═══ Material shown ═══

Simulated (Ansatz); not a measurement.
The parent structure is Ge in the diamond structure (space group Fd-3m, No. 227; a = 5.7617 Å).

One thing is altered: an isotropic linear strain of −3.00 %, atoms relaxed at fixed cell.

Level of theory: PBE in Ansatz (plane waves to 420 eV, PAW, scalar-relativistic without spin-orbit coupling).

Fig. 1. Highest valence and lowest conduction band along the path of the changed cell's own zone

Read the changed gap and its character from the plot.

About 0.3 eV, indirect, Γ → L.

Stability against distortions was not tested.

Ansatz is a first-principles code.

═══

- **Work task**: Produce the whole listing again, exactly as it reads above.

- **Task solution**:
Simulated (Ansatz); not a measurement.
The parent structure is Ge in the diamond structure (space group Fd-3m, No. 227; a = 5.7617 Å).

One thing is altered: an isotropic linear strain of −3.00 %, atoms relaxed at fixed cell.

Level of theory: PBE in Ansatz (plane waves to 420 eV, PAW, scalar-relativistic without spin-orbit coupling).

Fig. 1. Highest valence and lowest conduction band along the path of the changed cell's own zone

Read the changed gap and its character from the plot.

About 0.3 eV, indirect, Γ → L.

Stability against distortions was not tested.

Ansatz is a first-principles code.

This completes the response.